### Supplied information ###
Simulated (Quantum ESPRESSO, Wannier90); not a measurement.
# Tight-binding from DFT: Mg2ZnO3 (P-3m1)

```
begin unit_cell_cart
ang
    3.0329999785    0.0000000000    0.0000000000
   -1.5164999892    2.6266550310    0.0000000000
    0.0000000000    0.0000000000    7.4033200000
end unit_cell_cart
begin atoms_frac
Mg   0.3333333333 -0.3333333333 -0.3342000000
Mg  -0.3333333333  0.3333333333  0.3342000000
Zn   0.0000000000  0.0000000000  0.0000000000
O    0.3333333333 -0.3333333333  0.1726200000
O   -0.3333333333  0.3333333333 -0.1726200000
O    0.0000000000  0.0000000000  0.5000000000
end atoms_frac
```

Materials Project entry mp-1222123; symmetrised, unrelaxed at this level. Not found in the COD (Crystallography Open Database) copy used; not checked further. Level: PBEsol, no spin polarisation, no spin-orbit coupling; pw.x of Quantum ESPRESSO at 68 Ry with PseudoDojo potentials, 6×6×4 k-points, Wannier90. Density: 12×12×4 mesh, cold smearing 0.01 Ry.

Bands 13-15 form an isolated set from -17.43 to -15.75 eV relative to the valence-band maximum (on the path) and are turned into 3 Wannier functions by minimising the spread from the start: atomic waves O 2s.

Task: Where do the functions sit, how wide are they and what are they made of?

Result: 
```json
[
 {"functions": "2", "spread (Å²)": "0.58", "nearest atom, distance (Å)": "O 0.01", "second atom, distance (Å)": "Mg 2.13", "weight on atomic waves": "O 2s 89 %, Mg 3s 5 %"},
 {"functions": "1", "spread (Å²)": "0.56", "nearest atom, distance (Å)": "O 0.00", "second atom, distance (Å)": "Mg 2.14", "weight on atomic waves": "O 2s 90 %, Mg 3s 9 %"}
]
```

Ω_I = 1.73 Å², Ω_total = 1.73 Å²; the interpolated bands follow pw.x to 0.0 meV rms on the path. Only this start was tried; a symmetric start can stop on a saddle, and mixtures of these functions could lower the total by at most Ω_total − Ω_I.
###

Brief
The lines to retype, exactly and only, run from the first line of the material through the line with "Bands 13-15 form".

Answer area
Simulated (Quantum ESPRESSO, Wannier90); not a measurement.
# Tight-binding from DFT: Mg2ZnO3 (P-3m1)

```
begin unit_cell_cart
ang
    3.0329999785    0.0000000000    0.0000000000
   -1.5164999892    2.6266550310    0.0000000000
    0.0000000000    0.0000000000    7.4033200000
end unit_cell_cart
begin atoms_frac
Mg   0.3333333333 -0.3333333333 -0.3342000000
Mg  -0.3333333333  0.3333333333  0.3342000000
Zn   0.0000000000  0.0000000000  0.0000000000
O    0.3333333333 -0.3333333333  0.1726200000
O   -0.3333333333  0.3333333333 -0.1726200000
O    0.0000000000  0.0000000000  0.5000000000
end atoms_frac
```

Materials Project entry mp-1222123; symmetrised, unrelaxed at this level. Not found in the COD (Crystallography Open Database) copy used; not checked further. Level: PBEsol, no spin polarisation, no spin-orbit coupling; pw.x of Quantum ESPRESSO at 68 Ry with PseudoDojo potentials, 6×6×4 k-points, Wannier90. Density: 12×12×4 mesh, cold smearing 0.01 Ry.

Bands 13-15 form an isolated set from -17.43 to -15.75 eV relative to the valence-band maximum (on the path) and are turned into 3 Wannier functions by minimising the spread from the start: atomic waves O 2s.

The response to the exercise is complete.